■ Given records:
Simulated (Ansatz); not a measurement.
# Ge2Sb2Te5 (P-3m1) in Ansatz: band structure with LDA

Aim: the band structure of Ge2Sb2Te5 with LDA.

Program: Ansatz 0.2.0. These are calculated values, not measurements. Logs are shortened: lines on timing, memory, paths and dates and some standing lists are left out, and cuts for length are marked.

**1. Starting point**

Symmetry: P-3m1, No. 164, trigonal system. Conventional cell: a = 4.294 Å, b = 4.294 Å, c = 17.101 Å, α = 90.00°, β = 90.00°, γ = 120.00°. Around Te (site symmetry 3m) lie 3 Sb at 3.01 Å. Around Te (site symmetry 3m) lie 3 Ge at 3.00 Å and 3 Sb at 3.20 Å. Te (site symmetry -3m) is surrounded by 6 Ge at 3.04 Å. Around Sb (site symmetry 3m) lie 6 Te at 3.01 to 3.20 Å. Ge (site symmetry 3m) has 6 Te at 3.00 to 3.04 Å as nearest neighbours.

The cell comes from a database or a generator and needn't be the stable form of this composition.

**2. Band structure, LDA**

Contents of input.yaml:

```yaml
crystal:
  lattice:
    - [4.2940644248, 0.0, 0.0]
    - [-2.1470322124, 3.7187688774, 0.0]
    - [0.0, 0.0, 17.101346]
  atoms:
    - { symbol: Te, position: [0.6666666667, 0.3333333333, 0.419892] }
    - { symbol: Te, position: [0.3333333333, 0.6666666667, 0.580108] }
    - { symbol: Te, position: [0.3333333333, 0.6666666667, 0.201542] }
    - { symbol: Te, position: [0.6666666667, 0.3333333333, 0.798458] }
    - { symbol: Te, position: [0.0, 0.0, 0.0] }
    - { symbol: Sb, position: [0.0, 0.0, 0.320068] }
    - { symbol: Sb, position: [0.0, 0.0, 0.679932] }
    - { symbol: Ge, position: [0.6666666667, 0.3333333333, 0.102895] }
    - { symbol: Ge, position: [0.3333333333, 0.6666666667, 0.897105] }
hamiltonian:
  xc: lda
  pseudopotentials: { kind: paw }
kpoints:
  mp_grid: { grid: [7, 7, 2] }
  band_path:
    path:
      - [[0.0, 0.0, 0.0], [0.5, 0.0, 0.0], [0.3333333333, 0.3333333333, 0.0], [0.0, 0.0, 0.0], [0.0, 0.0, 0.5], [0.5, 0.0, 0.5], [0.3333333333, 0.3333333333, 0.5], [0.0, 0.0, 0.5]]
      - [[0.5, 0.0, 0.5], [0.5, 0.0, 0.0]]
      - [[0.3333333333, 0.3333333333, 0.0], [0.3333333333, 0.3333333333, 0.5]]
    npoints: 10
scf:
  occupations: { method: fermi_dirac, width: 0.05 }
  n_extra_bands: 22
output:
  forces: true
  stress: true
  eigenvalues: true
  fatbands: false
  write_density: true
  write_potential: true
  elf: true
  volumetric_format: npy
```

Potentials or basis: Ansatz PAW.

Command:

■ Required action: Only one stretch of the data above is needed. Restate it word for word, from the line containing "Program: Ansatz 0.2.0." through the line containing "Symmetry: P-3m1, No.", both ends included.

■ Response area:
Program: Ansatz 0.2.0. These are calculated values, not measurements. Logs are shortened: lines on timing, memory, paths and dates and some standing lists are left out, and cuts for length are marked.

**1. Starting point**

Symmetry: P-3m1, No. 164, trigonal system. Conventional cell: a = 4.294 Å, b = 4.294 Å, c = 17.101 Å, α = 90.00°, β = 90.00°, γ = 120.00°. Around Te (site symmetry 3m) lie 3 Sb at 3.01 Å. Around Te (site symmetry 3m) lie 3 Ge at 3.00 Å and 3 Sb at 3.20 Å. Te (site symmetry -3m) is surrounded by 6 Ge at 3.04 Å. Around Sb (site symmetry 3m) lie 6 Te at 3.01 to 3.20 Å. Ge (site symmetry 3m) has 6 Te at 3.00 to 3.04 Å as nearest neighbours.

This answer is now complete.